## Provided material
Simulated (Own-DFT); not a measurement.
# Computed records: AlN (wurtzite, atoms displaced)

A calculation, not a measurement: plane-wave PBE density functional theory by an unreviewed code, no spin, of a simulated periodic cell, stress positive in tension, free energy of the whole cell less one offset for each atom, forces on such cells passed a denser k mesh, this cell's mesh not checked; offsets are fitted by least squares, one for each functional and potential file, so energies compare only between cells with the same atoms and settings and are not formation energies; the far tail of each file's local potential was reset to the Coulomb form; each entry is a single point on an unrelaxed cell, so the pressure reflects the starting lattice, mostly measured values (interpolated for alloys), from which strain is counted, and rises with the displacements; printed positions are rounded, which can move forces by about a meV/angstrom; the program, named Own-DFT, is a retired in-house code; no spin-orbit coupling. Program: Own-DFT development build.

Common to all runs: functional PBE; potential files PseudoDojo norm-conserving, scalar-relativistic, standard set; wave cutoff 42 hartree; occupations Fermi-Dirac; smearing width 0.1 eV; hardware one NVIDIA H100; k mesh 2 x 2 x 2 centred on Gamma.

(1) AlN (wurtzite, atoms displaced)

## Required action
Output the entire listing exactly as it appears above.

## Answer area
Simulated (Own-DFT); not a measurement.
# Computed records: AlN (wurtzite, atoms displaced)

A calculation, not a measurement: plane-wave PBE density functional theory by an unreviewed code, no spin, of a simulated periodic cell, stress positive in tension, free energy of the whole cell less one offset for each atom, forces on such cells passed a denser k mesh, this cell's mesh not checked; offsets are fitted by least squares, one for each functional and potential file, so energies compare only between cells with the same atoms and settings and are not formation energies; the far tail of each file's local potential was reset to the Coulomb form; each entry is a single point on an unrelaxed cell, so the pressure reflects the starting lattice, mostly measured values (interpolated for alloys), from which strain is counted, and rises with the displacements; printed positions are rounded, which can move forces by about a meV/angstrom; the program, named Own-DFT, is a retired in-house code; no spin-orbit coupling. Program: Own-DFT development build.

Common to all runs: functional PBE; potential files PseudoDojo norm-conserving, scalar-relativistic, standard set; wave cutoff 42 hartree; occupations Fermi-Dirac; smearing width 0.1 eV; hardware one NVIDIA H100; k mesh 2 x 2 x 2 centred on Gamma.

(1) AlN (wurtzite, atoms displaced)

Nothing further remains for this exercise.